********************

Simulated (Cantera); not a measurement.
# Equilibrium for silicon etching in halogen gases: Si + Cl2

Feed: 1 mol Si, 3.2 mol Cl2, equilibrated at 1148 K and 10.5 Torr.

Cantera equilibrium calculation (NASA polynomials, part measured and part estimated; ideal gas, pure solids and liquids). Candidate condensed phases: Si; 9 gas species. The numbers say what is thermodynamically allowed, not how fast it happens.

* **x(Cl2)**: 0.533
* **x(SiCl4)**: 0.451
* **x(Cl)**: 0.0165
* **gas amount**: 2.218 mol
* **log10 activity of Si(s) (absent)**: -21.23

********************

**TASK ITEM:** Would you copy the data exactly as shown above?

**TASK RESULT:**
Simulated (Cantera); not a measurement.
# Equilibrium for silicon etching in halogen gases: Si + Cl2

Feed: 1 mol Si, 3.2 mol Cl2, equilibrated at 1148 K and 10.5 Torr.

Cantera equilibrium calculation (NASA polynomials, part measured and part estimated; ideal gas, pure solids and liquids). Candidate condensed phases: Si; 9 gas species. The numbers say what is thermodynamically allowed, not how fast it happens.

* **x(Cl2)**: 0.533
* **x(SiCl4)**: 0.451
* **x(Cl)**: 0.0165
* **gas amount**: 2.218 mol
* **log10 activity of Si(s) (absent)**: -21.23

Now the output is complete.